Excerpted records:
....................

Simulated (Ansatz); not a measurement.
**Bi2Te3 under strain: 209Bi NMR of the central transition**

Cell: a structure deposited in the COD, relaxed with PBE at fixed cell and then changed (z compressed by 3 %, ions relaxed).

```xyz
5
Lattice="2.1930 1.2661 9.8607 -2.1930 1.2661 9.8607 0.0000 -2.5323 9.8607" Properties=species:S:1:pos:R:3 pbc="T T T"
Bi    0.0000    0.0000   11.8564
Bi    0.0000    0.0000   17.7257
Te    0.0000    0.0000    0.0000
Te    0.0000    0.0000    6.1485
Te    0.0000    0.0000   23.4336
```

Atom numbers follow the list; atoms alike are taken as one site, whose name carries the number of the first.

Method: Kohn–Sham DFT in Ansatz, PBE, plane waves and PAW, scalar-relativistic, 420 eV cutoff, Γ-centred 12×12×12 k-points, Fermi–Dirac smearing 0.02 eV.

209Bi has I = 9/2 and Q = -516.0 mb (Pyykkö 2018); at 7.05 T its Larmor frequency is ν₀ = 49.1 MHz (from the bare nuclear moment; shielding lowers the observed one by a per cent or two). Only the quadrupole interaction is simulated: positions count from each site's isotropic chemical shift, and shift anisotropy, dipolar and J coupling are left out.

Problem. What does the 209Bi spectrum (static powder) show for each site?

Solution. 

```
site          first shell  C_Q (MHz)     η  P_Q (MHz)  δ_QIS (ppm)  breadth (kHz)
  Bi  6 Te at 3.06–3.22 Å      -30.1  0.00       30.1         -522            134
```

....................

Exercise: Once you have read the listing, retype it in full, word for word.

Task response:
Simulated (Ansatz); not a measurement.
**Bi2Te3 under strain: 209Bi NMR of the central transition**

Cell: a structure deposited in the COD, relaxed with PBE at fixed cell and then changed (z compressed by 3 %, ions relaxed).

```xyz
5
Lattice="2.1930 1.2661 9.8607 -2.1930 1.2661 9.8607 0.0000 -2.5323 9.8607" Properties=species:S:1:pos:R:3 pbc="T T T"
Bi    0.0000    0.0000   11.8564
Bi    0.0000    0.0000   17.7257
Te    0.0000    0.0000    0.0000
Te    0.0000    0.0000    6.1485
Te    0.0000    0.0000   23.4336
```

Atom numbers follow the list; atoms alike are taken as one site, whose name carries the number of the first.

Method: Kohn–Sham DFT in Ansatz, PBE, plane waves and PAW, scalar-relativistic, 420 eV cutoff, Γ-centred 12×12×12 k-points, Fermi–Dirac smearing 0.02 eV.

209Bi has I = 9/2 and Q = -516.0 mb (Pyykkö 2018); at 7.05 T its Larmor frequency is ν₀ = 49.1 MHz (from the bare nuclear moment; shielding lowers the observed one by a per cent or two). Only the quadrupole interaction is simulated: positions count from each site's isotropic chemical shift, and shift anisotropy, dipolar and J coupling are left out.

Problem. What does the 209Bi spectrum (static powder) show for each site?

Solution. 

```
site          first shell  C_Q (MHz)     η  P_Q (MHz)  δ_QIS (ppm)  breadth (kHz)
  Bi  6 Te at 3.06–3.22 Å      -30.1  0.00       30.1         -522            134
```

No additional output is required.